= Data extracts =
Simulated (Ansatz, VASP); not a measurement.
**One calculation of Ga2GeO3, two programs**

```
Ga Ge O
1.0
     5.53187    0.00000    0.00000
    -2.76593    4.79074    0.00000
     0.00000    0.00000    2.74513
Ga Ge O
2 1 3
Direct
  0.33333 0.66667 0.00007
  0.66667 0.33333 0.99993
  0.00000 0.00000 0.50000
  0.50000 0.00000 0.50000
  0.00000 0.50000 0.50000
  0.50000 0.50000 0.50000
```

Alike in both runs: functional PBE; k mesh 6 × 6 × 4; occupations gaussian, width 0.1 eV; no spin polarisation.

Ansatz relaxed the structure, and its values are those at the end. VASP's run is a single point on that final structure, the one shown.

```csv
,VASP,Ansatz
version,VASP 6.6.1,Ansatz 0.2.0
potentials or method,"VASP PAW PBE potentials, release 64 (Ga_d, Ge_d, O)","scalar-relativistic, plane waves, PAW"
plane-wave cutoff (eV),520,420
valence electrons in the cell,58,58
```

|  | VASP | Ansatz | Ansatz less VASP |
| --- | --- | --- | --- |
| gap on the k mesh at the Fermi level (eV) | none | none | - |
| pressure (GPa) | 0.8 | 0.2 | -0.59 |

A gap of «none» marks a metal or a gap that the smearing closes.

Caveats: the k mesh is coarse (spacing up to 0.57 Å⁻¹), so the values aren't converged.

= Task item =
Give an exact transcription of all the material.

= Solution =
Simulated (Ansatz, VASP); not a measurement.
**One calculation of Ga2GeO3, two programs**

```
Ga Ge O
1.0
     5.53187    0.00000    0.00000
    -2.76593    4.79074    0.00000
     0.00000    0.00000    2.74513
Ga Ge O
2 1 3
Direct
  0.33333 0.66667 0.00007
  0.66667 0.33333 0.99993
  0.00000 0.00000 0.50000
  0.50000 0.00000 0.50000
  0.00000 0.50000 0.50000
  0.50000 0.50000 0.50000
```

Alike in both runs: functional PBE; k mesh 6 × 6 × 4; occupations gaussian, width 0.1 eV; no spin polarisation.

Ansatz relaxed the structure, and its values are those at the end. VASP's run is a single point on that final structure, the one shown.

```csv
,VASP,Ansatz
version,VASP 6.6.1,Ansatz 0.2.0
potentials or method,"VASP PAW PBE potentials, release 64 (Ga_d, Ge_d, O)","scalar-relativistic, plane waves, PAW"
plane-wave cutoff (eV),520,420
valence electrons in the cell,58,58
```

|  | VASP | Ansatz | Ansatz less VASP |
| --- | --- | --- | --- |
| gap on the k mesh at the Fermi level (eV) | none | none | - |
| pressure (GPa) | 0.8 | 0.2 | -0.59 |

A gap of «none» marks a metal or a gap that the smearing closes.

Caveats: the k mesh is coarse (spacing up to 0.57 Å⁻¹), so the values aren't converged.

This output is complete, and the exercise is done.